• Brief
Restate the entire listing word for word.

• Extracted data
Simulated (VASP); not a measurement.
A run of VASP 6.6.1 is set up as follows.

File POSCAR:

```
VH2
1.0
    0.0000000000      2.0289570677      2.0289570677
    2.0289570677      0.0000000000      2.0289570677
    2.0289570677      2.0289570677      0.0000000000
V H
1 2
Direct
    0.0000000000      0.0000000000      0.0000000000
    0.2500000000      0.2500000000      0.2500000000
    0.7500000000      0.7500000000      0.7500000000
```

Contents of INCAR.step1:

• Exercise answer
Simulated (VASP); not a measurement.
A run of VASP 6.6.1 is set up as follows.

File POSCAR:

```
VH2
1.0
    0.0000000000      2.0289570677      2.0289570677
    2.0289570677      0.0000000000      2.0289570677
    2.0289570677      2.0289570677      0.0000000000
V H
1 2
Direct
    0.0000000000      0.0000000000      0.0000000000
    0.2500000000      0.2500000000      0.2500000000
    0.7500000000      0.7500000000      0.7500000000
```

Contents of INCAR.step1:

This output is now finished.